◆ Work task ◆
Everything from the first line of the material below through the line containing "## Step 1: Starting point" must be retyped exactly, and nothing past it.

◆ Data ◆
◇ ◇ ◇ ◇ ◇ ◇ ◇

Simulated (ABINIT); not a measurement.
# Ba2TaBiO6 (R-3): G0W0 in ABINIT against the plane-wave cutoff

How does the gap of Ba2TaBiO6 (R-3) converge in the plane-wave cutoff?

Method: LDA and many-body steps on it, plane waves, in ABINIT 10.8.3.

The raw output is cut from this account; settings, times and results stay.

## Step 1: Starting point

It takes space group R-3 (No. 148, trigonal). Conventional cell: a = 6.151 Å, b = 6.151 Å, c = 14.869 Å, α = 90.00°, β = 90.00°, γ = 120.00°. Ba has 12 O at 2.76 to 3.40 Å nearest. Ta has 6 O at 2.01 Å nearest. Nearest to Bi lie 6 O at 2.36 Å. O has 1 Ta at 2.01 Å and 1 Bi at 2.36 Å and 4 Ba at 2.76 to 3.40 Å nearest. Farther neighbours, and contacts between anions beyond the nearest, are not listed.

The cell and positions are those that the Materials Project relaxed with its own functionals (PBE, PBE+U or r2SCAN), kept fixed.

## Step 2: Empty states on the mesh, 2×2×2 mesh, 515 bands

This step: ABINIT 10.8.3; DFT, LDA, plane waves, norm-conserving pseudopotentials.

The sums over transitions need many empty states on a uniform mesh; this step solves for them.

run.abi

◇ ◇ ◇ ◇ ◇ ◇ ◇

◆ Written response ◆
Simulated (ABINIT); not a measurement.
# Ba2TaBiO6 (R-3): G0W0 in ABINIT against the plane-wave cutoff

How does the gap of Ba2TaBiO6 (R-3) converge in the plane-wave cutoff?

Method: LDA and many-body steps on it, plane waves, in ABINIT 10.8.3.

The raw output is cut from this account; settings, times and results stay.

## Step 1: Starting point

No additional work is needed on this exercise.